DATA:

---*---

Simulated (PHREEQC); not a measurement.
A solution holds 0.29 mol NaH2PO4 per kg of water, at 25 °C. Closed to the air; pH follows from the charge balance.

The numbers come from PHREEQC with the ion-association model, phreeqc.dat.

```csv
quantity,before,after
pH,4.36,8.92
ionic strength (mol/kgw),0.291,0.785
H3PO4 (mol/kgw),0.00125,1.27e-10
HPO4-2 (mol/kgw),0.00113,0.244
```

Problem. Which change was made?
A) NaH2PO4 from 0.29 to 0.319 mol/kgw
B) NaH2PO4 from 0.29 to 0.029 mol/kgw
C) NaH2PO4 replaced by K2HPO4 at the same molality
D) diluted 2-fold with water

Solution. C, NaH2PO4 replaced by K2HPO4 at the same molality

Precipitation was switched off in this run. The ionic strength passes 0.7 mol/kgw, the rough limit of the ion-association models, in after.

---*---

Everything from the first line of the material through the line containing "Solution. C, NaH2PO4" is to be printed exactly; lines after that are to be left out.

YOUR SOLUTION:
Simulated (PHREEQC); not a measurement.
A solution holds 0.29 mol NaH2PO4 per kg of water, at 25 °C. Closed to the air; pH follows from the charge balance.

The numbers come from PHREEQC with the ion-association model, phreeqc.dat.

```csv
quantity,before,after
pH,4.36,8.92
ionic strength (mol/kgw),0.291,0.785
H3PO4 (mol/kgw),0.00125,1.27e-10
HPO4-2 (mol/kgw),0.00113,0.244
```

Problem. Which change was made?
A) NaH2PO4 from 0.29 to 0.319 mol/kgw
B) NaH2PO4 from 0.29 to 0.029 mol/kgw
C) NaH2PO4 replaced by K2HPO4 at the same molality
D) diluted 2-fold with water

Solution. C, NaH2PO4 replaced by K2HPO4 at the same molality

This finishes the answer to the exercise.